------------------------------------------------------------
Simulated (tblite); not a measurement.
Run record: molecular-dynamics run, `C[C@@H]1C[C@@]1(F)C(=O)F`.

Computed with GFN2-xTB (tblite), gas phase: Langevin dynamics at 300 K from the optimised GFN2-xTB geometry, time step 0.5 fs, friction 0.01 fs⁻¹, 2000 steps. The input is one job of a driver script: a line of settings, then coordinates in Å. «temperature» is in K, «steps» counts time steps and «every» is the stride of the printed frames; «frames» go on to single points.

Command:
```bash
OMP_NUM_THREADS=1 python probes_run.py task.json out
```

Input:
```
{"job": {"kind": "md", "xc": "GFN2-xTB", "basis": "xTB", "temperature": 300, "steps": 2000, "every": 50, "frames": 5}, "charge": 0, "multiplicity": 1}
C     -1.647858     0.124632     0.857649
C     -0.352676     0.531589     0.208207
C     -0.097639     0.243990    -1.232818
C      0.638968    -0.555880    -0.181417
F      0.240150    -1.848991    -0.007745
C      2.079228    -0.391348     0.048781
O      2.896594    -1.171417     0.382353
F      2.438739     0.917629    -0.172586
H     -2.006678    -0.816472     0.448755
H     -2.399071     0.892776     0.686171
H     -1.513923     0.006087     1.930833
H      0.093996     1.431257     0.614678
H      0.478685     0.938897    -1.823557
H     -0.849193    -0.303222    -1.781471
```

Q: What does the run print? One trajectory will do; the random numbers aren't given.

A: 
------------------------------------------------------------

Copy the entries above exactly, so that each line matches the original.

Simulated (tblite); not a measurement.
Run record: molecular-dynamics run, `C[C@@H]1C[C@@]1(F)C(=O)F`.

Computed with GFN2-xTB (tblite), gas phase: Langevin dynamics at 300 K from the optimised GFN2-xTB geometry, time step 0.5 fs, friction 0.01 fs⁻¹, 2000 steps. The input is one job of a driver script: a line of settings, then coordinates in Å. «temperature» is in K, «steps» counts time steps and «every» is the stride of the printed frames; «frames» go on to single points.

Command:
```bash
OMP_NUM_THREADS=1 python probes_run.py task.json out
```

Input:
```
{"job": {"kind": "md", "xc": "GFN2-xTB", "basis": "xTB", "temperature": 300, "steps": 2000, "every": 50, "frames": 5}, "charge": 0, "multiplicity": 1}
C     -1.647858     0.124632     0.857649
C     -0.352676     0.531589     0.208207
C     -0.097639     0.243990    -1.232818
C      0.638968    -0.555880    -0.181417
F      0.240150    -1.848991    -0.007745
C      2.079228    -0.391348     0.048781
O      2.896594    -1.171417     0.382353
F      2.438739     0.917629    -0.172586
H     -2.006678    -0.816472     0.448755
H     -2.399071     0.892776     0.686171
H     -1.513923     0.006087     1.930833
H      0.093996     1.431257     0.614678
H      0.478685     0.938897    -1.823557
H     -0.849193    -0.303222    -1.781471
```

Q: What does the run print? One trajectory will do; the random numbers aren't given.

A: 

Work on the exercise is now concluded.